→ **WORK INSTRUCTION**: Extract, unchanged, every line from the top of the material below through the line with "Problem. How do", and no more.

→ **DATA SUPPLIED**:
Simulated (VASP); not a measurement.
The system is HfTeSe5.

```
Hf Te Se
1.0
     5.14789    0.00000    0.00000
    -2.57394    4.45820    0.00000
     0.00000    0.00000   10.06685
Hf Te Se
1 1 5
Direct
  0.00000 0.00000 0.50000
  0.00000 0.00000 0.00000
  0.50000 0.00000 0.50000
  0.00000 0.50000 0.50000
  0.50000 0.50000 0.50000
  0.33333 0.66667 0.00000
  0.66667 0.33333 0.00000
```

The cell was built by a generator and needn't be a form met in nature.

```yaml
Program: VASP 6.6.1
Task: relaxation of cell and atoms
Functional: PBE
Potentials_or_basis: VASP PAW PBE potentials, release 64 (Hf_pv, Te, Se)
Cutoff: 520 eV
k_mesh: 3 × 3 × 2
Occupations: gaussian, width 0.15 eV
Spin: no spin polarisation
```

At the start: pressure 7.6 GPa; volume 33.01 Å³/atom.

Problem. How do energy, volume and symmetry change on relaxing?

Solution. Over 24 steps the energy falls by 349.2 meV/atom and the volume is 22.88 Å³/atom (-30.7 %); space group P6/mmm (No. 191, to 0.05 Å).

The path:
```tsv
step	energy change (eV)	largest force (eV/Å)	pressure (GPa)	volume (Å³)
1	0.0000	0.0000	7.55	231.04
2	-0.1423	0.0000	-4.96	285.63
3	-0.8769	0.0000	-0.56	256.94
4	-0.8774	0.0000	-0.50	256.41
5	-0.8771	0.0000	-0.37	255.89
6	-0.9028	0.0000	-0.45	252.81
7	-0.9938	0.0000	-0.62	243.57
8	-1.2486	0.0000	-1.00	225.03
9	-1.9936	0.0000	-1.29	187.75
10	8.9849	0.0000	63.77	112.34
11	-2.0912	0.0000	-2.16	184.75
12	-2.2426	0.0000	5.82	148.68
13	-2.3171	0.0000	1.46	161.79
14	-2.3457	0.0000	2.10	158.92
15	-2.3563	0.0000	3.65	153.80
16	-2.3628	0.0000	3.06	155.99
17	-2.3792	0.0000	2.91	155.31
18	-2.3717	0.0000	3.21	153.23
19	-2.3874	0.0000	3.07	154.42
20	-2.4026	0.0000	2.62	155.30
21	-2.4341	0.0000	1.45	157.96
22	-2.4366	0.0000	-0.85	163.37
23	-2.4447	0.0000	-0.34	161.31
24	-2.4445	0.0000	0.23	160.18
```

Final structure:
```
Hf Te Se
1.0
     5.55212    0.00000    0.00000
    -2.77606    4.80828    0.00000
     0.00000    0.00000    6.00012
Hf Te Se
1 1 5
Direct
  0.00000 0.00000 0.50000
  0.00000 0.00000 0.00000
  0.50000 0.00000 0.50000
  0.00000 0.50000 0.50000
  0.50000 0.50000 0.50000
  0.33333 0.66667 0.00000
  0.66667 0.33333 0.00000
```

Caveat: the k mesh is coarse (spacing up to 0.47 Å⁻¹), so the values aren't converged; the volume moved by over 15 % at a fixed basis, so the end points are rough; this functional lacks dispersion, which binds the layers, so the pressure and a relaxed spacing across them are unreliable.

→ **ANSWER SECTION**:
Simulated (VASP); not a measurement.
The system is HfTeSe5.

```
Hf Te Se
1.0
     5.14789    0.00000    0.00000
    -2.57394    4.45820    0.00000
     0.00000    0.00000   10.06685
Hf Te Se
1 1 5
Direct
  0.00000 0.00000 0.50000
  0.00000 0.00000 0.00000
  0.50000 0.00000 0.50000
  0.00000 0.50000 0.50000
  0.50000 0.50000 0.50000
  0.33333 0.66667 0.00000
  0.66667 0.33333 0.00000
```

The cell was built by a generator and needn't be a form met in nature.

```yaml
Program: VASP 6.6.1
Task: relaxation of cell and atoms
Functional: PBE
Potentials_or_basis: VASP PAW PBE potentials, release 64 (Hf_pv, Te, Se)
Cutoff: 520 eV
k_mesh: 3 × 3 × 2
Occupations: gaussian, width 0.15 eV
Spin: no spin polarisation
```

At the start: pressure 7.6 GPa; volume 33.01 Å³/atom.

Problem. How do energy, volume and symmetry change on relaxing?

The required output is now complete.